• Supplied entries:
+ + + + +

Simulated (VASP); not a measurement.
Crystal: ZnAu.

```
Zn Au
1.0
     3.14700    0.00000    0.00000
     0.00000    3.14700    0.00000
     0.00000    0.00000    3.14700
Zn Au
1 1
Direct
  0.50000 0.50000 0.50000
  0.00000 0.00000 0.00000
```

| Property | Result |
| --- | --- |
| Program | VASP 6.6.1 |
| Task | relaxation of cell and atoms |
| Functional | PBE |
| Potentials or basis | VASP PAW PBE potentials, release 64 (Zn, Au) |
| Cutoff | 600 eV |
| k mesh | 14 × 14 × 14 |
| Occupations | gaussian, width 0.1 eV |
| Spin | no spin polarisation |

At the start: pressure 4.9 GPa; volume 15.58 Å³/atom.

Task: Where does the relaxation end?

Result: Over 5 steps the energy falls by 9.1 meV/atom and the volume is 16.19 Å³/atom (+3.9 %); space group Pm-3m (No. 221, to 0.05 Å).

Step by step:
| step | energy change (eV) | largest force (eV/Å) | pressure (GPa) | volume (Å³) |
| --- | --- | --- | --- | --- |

+ + + + +

• Assignment:
Copy the material above word for word, taking the first line, the line containing "volume (Å³) |", and every line between them, and nothing else.

• Response area:
Simulated (VASP); not a measurement.
Crystal: ZnAu.

```
Zn Au
1.0
     3.14700    0.00000    0.00000
     0.00000    3.14700    0.00000
     0.00000    0.00000    3.14700
Zn Au
1 1
Direct
  0.50000 0.50000 0.50000
  0.00000 0.00000 0.00000
```

| Property | Result |
| --- | --- |
| Program | VASP 6.6.1 |
| Task | relaxation of cell and atoms |
| Functional | PBE |
| Potentials or basis | VASP PAW PBE potentials, release 64 (Zn, Au) |
| Cutoff | 600 eV |
| k mesh | 14 × 14 × 14 |
| Occupations | gaussian, width 0.1 eV |
| Spin | no spin polarisation |

At the start: pressure 4.9 GPa; volume 15.58 Å³/atom.

Task: Where does the relaxation end?

Result: Over 5 steps the energy falls by 9.1 meV/atom and the volume is 16.19 Å³/atom (+3.9 %); space group Pm-3m (No. 221, to 0.05 Å).

Step by step:
| step | energy change (eV) | largest force (eV/Å) | pressure (GPa) | volume (Å³) |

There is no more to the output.